════════════════

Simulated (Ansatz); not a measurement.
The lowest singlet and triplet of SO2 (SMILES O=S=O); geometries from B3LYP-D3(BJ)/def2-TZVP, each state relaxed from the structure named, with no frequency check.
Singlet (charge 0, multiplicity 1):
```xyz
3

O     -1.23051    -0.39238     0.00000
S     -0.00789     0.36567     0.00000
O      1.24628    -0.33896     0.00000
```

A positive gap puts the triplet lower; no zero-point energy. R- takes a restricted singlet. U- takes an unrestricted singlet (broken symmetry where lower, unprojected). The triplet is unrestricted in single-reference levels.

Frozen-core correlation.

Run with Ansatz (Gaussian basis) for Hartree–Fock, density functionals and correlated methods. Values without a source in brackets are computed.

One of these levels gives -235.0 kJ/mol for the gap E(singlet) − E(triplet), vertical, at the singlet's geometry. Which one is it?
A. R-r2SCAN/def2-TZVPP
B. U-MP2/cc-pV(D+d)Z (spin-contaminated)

════════════════

ASSIGNMENT –
Output each line of the material exactly, keeping every word as it appears.

WRITTEN ANSWER –
Simulated (Ansatz); not a measurement.
The lowest singlet and triplet of SO2 (SMILES O=S=O); geometries from B3LYP-D3(BJ)/def2-TZVP, each state relaxed from the structure named, with no frequency check.
Singlet (charge 0, multiplicity 1):
```xyz
3

O     -1.23051    -0.39238     0.00000
S     -0.00789     0.36567     0.00000
O      1.24628    -0.33896     0.00000
```

A positive gap puts the triplet lower; no zero-point energy. R- takes a restricted singlet. U- takes an unrestricted singlet (broken symmetry where lower, unprojected). The triplet is unrestricted in single-reference levels.

Frozen-core correlation.

Run with Ansatz (Gaussian basis) for Hartree–Fock, density functionals and correlated methods. Values without a source in brackets are computed.

One of these levels gives -235.0 kJ/mol for the gap E(singlet) − E(triplet), vertical, at the singlet's geometry. Which one is it?
A. R-r2SCAN/def2-TZVPP
B. U-MP2/cc-pV(D+d)Z (spin-contaminated)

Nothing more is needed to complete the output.